→ Requirement: Keeping every word the same, return the listing from its first line until the line holding "Spin polarisation was" has been returned as well.

→ Excerpted records:
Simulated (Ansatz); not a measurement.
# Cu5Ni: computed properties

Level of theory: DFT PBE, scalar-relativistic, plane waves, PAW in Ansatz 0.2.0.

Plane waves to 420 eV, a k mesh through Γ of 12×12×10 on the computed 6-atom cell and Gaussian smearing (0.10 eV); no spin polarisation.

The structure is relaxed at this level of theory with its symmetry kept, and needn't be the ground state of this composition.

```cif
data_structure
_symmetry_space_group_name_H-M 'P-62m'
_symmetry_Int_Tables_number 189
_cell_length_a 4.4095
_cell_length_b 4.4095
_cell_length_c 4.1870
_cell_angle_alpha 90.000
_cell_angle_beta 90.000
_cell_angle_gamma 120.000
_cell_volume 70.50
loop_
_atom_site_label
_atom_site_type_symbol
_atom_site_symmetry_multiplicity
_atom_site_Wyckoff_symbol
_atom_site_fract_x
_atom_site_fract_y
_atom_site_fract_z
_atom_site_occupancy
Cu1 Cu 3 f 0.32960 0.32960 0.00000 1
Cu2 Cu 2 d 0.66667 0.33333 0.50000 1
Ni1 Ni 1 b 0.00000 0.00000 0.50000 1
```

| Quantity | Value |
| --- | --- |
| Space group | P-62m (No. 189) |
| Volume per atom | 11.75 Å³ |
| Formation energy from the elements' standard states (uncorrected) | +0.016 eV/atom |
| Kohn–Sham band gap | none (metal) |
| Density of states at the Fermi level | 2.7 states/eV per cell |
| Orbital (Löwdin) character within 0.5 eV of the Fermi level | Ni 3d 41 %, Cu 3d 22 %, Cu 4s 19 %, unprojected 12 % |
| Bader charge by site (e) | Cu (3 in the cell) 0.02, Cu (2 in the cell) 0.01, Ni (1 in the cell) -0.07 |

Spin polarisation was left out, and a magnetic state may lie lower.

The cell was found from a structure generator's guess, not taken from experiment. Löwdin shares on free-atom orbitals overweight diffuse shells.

→ Result:
Simulated (Ansatz); not a measurement.
# Cu5Ni: computed properties

Level of theory: DFT PBE, scalar-relativistic, plane waves, PAW in Ansatz 0.2.0.

Plane waves to 420 eV, a k mesh through Γ of 12×12×10 on the computed 6-atom cell and Gaussian smearing (0.10 eV); no spin polarisation.

The structure is relaxed at this level of theory with its symmetry kept, and needn't be the ground state of this composition.

```cif
data_structure
_symmetry_space_group_name_H-M 'P-62m'
_symmetry_Int_Tables_number 189
_cell_length_a 4.4095
_cell_length_b 4.4095
_cell_length_c 4.1870
_cell_angle_alpha 90.000
_cell_angle_beta 90.000
_cell_angle_gamma 120.000
_cell_volume 70.50
loop_
_atom_site_label
_atom_site_type_symbol
_atom_site_symmetry_multiplicity
_atom_site_Wyckoff_symbol
_atom_site_fract_x
_atom_site_fract_y
_atom_site_fract_z
_atom_site_occupancy
Cu1 Cu 3 f 0.32960 0.32960 0.00000 1
Cu2 Cu 2 d 0.66667 0.33333 0.50000 1
Ni1 Ni 1 b 0.00000 0.00000 0.50000 1
```

| Quantity | Value |
| --- | --- |
| Space group | P-62m (No. 189) |
| Volume per atom | 11.75 Å³ |
| Formation energy from the elements' standard states (uncorrected) | +0.016 eV/atom |
| Kohn–Sham band gap | none (metal) |
| Density of states at the Fermi level | 2.7 states/eV per cell |
| Orbital (Löwdin) character within 0.5 eV of the Fermi level | Ni 3d 41 %, Cu 3d 22 %, Cu 4s 19 %, unprojected 12 % |
| Bader charge by site (e) | Cu (3 in the cell) 0.02, Cu (2 in the cell) 0.01, Ni (1 in the cell) -0.07 |

Spin polarisation was left out, and a magnetic state may lie lower.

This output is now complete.